Required action -
When you reach the records, transcribe each one exactly.

Raw data -
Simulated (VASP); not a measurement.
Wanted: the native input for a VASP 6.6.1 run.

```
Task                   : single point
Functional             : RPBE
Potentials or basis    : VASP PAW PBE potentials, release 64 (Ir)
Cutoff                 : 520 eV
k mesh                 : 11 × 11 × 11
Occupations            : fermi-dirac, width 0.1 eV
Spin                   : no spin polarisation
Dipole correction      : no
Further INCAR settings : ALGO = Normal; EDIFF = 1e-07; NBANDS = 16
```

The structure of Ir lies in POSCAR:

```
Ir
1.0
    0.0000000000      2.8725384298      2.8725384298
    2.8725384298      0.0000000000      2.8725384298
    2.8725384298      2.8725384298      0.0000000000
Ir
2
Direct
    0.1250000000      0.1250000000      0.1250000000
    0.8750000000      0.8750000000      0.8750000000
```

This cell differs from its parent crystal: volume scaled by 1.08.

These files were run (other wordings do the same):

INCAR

Your response -
Simulated (VASP); not a measurement.
Wanted: the native input for a VASP 6.6.1 run.

```
Task                   : single point
Functional             : RPBE
Potentials or basis    : VASP PAW PBE potentials, release 64 (Ir)
Cutoff                 : 520 eV
k mesh                 : 11 × 11 × 11
Occupations            : fermi-dirac, width 0.1 eV
Spin                   : no spin polarisation
Dipole correction      : no
Further INCAR settings : ALGO = Normal; EDIFF = 1e-07; NBANDS = 16
```

The structure of Ir lies in POSCAR:

```
Ir
1.0
    0.0000000000      2.8725384298      2.8725384298
    2.8725384298      0.0000000000      2.8725384298
    2.8725384298      2.8725384298      0.0000000000
Ir
2
Direct
    0.1250000000      0.1250000000      0.1250000000
    0.8750000000      0.8750000000      0.8750000000
```

This cell differs from its parent crystal: volume scaled by 1.08.

These files were run (other wordings do the same):

INCAR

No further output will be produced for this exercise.